- _Assigned task_
Below are some entries. Repeat exactly the lines from the one with "Aim: the zone-centre modes of CdSiS3 (Pm-3m)." through the one with "So far. Step", and only those.

- _Listed entries_
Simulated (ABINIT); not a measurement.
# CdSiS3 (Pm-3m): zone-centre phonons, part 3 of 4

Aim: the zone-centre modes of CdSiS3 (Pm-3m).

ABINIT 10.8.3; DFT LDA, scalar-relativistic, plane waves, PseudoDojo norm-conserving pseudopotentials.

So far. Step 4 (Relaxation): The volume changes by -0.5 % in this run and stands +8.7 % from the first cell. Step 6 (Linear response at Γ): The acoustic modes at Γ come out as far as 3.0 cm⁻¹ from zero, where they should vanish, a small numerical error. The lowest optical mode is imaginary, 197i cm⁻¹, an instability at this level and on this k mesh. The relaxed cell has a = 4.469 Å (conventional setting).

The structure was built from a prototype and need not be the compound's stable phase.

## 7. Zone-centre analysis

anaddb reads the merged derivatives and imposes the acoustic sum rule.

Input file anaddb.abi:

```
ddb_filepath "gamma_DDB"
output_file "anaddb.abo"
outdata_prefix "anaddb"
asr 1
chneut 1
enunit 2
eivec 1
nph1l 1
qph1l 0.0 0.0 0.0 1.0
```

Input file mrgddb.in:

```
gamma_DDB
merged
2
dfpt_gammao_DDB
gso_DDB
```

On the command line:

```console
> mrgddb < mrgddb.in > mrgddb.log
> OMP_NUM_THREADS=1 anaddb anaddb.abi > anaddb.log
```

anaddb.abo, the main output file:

- _Written answer_
Aim: the zone-centre modes of CdSiS3 (Pm-3m).

ABINIT 10.8.3; DFT LDA, scalar-relativistic, plane waves, PseudoDojo norm-conserving pseudopotentials.

So far. Step 4 (Relaxation): The volume changes by -0.5 % in this run and stands +8.7 % from the first cell. Step 6 (Linear response at Γ): The acoustic modes at Γ come out as far as 3.0 cm⁻¹ from zero, where they should vanish, a small numerical error. The lowest optical mode is imaginary, 197i cm⁻¹, an instability at this level and on this k mesh. The relaxed cell has a = 4.469 Å (conventional setting).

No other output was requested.